Every line in the records below between the one holding "The structure was" and the one holding "## Step 1: Starting point", inclusive, is to be set down exactly; all other lines are to be left out.

::::::::::

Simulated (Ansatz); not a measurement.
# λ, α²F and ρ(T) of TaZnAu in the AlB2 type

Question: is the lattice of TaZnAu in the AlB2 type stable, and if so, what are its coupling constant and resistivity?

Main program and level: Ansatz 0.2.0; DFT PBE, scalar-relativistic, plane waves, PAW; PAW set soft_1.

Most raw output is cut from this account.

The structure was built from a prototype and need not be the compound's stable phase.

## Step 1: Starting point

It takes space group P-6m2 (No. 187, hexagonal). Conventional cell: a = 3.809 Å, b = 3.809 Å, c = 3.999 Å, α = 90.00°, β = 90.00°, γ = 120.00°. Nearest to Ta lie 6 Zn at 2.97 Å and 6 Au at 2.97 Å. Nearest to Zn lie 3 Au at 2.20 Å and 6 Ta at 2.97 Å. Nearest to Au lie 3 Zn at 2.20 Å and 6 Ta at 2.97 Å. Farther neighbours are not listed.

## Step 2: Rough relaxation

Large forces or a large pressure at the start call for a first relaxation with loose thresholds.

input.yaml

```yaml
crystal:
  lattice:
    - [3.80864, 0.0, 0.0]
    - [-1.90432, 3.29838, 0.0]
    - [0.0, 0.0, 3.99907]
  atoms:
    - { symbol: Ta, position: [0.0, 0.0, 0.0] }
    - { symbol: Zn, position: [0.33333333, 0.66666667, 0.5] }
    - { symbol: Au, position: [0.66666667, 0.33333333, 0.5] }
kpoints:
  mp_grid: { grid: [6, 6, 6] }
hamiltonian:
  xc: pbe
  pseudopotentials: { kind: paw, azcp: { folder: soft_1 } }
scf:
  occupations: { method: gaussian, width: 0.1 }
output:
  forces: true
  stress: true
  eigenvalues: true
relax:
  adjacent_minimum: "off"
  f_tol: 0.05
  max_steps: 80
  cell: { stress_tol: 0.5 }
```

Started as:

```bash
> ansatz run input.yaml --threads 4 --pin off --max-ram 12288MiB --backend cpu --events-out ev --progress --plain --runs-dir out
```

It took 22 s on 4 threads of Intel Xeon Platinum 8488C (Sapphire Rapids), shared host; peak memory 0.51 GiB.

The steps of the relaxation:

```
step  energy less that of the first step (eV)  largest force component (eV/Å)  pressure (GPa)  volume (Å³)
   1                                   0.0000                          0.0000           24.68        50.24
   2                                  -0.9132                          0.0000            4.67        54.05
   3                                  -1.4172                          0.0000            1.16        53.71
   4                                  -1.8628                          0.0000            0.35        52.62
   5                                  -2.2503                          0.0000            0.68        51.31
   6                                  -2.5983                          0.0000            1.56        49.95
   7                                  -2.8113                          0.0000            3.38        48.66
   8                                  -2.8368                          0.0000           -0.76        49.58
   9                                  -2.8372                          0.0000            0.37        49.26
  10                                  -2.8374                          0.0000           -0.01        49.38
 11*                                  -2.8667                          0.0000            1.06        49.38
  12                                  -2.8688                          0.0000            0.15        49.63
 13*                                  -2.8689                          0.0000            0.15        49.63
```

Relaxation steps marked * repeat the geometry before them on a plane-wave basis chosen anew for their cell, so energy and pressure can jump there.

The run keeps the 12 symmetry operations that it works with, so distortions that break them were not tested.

::::::::::

PROBLEM SOLUTION »
The structure was built from a prototype and need not be the compound's stable phase.

## Step 1: Starting point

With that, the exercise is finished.